# # # #
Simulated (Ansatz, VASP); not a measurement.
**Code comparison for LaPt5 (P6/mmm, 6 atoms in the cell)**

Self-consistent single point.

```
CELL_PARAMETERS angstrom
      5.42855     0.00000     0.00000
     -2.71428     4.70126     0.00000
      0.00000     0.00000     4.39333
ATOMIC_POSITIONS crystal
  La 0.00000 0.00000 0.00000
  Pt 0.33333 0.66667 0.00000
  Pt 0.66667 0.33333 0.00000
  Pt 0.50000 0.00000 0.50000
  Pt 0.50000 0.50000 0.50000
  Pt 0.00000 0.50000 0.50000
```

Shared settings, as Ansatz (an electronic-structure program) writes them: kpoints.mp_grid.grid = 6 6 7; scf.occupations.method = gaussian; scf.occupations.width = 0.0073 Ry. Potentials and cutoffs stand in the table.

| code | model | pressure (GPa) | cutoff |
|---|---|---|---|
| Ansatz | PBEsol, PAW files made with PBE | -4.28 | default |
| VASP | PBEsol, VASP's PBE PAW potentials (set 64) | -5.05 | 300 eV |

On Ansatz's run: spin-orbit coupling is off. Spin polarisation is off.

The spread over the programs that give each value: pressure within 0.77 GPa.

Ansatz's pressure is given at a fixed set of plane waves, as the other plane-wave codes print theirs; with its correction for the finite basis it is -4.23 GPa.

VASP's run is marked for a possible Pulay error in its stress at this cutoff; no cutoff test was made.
# # # #

> EXERCISE
Repeat only what lies between the first line of the data and the line containing "Ansatz's pressure is", both of those lines included, exactly as it stands.

> RESPONSE BOX
Simulated (Ansatz, VASP); not a measurement.
**Code comparison for LaPt5 (P6/mmm, 6 atoms in the cell)**

Self-consistent single point.

```
CELL_PARAMETERS angstrom
      5.42855     0.00000     0.00000
     -2.71428     4.70126     0.00000
      0.00000     0.00000     4.39333
ATOMIC_POSITIONS crystal
  La 0.00000 0.00000 0.00000
  Pt 0.33333 0.66667 0.00000
  Pt 0.66667 0.33333 0.00000
  Pt 0.50000 0.00000 0.50000
  Pt 0.50000 0.50000 0.50000
  Pt 0.00000 0.50000 0.50000
```

Shared settings, as Ansatz (an electronic-structure program) writes them: kpoints.mp_grid.grid = 6 6 7; scf.occupations.method = gaussian; scf.occupations.width = 0.0073 Ry. Potentials and cutoffs stand in the table.

| code | model | pressure (GPa) | cutoff |
|---|---|---|---|
| Ansatz | PBEsol, PAW files made with PBE | -4.28 | default |
| VASP | PBEsol, VASP's PBE PAW potentials (set 64) | -5.05 | 300 eV |

On Ansatz's run: spin-orbit coupling is off. Spin polarisation is off.

The spread over the programs that give each value: pressure within 0.77 GPa.

Ansatz's pressure is given at a fixed set of plane waves, as the other plane-wave codes print theirs; with its correction for the finite basis it is -4.23 GPa.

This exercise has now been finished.